--- Exercise ---
Your answer must match the entries below word for word.

++++++++
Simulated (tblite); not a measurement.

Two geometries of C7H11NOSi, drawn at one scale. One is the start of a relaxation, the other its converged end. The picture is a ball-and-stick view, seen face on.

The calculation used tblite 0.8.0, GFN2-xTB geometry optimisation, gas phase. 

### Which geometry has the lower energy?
++++++++

--- Worked solution ---
Simulated (tblite); not a measurement.

Two geometries of C7H11NOSi, drawn at one scale. One is the start of a relaxation, the other its converged end. The picture is a ball-and-stick view, seen face on.

The calculation used tblite 0.8.0, GFN2-xTB geometry optimisation, gas phase. 

### Which geometry has the lower energy?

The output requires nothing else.